Start of Extracted material

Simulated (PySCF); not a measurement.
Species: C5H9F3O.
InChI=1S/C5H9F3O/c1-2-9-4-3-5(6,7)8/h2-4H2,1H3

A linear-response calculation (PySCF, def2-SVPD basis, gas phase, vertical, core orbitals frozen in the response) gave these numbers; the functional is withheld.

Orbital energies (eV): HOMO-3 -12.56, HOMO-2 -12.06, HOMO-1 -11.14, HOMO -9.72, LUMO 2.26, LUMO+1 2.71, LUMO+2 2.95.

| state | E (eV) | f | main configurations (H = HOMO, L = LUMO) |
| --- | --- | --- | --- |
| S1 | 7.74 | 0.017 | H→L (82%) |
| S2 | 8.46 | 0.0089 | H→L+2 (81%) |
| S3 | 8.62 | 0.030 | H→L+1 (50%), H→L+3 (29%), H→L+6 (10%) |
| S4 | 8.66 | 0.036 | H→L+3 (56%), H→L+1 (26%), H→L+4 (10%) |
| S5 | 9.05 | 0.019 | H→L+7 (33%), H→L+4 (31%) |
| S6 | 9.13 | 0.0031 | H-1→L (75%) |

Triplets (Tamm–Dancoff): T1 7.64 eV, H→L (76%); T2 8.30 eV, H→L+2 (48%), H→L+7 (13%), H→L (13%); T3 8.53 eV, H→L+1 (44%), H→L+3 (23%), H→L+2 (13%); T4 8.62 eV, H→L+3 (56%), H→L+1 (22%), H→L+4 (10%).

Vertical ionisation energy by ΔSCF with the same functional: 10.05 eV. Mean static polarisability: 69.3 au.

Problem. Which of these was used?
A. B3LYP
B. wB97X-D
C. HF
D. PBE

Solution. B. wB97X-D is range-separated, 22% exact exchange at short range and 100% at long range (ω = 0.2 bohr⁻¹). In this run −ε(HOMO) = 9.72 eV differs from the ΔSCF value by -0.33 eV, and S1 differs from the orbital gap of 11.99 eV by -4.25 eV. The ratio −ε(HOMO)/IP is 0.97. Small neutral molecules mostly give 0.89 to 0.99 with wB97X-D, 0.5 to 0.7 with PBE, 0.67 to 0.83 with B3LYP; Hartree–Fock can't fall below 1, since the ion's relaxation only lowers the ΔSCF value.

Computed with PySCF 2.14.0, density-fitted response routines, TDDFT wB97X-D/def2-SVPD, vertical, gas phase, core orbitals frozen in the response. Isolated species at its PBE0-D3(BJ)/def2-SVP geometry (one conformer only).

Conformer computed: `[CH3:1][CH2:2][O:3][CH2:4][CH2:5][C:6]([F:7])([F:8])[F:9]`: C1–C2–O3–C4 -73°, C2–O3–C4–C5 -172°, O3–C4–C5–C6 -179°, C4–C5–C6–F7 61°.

End of Extracted material

* Brief *
In the entries above, find the line holding "Vertical ionisation energy" and the line holding "Computed with PySCF", then retype exactly those two lines and every line between them, and nothing else.

* Answer box *
Vertical ionisation energy by ΔSCF with the same functional: 10.05 eV. Mean static polarisability: 69.3 au.

Problem. Which of these was used?
A. B3LYP
B. wB97X-D
C. HF
D. PBE

Solution. B. wB97X-D is range-separated, 22% exact exchange at short range and 100% at long range (ω = 0.2 bohr⁻¹). In this run −ε(HOMO) = 9.72 eV differs from the ΔSCF value by -0.33 eV, and S1 differs from the orbital gap of 11.99 eV by -4.25 eV. The ratio −ε(HOMO)/IP is 0.97. Small neutral molecules mostly give 0.89 to 0.99 with wB97X-D, 0.5 to 0.7 with PBE, 0.67 to 0.83 with B3LYP; Hartree–Fock can't fall below 1, since the ion's relaxation only lowers the ΔSCF value.

Computed with PySCF 2.14.0, density-fitted response routines, TDDFT wB97X-D/def2-SVPD, vertical, gas phase, core orbitals frozen in the response. Isolated species at its PBE0-D3(BJ)/def2-SVP geometry (one conformer only).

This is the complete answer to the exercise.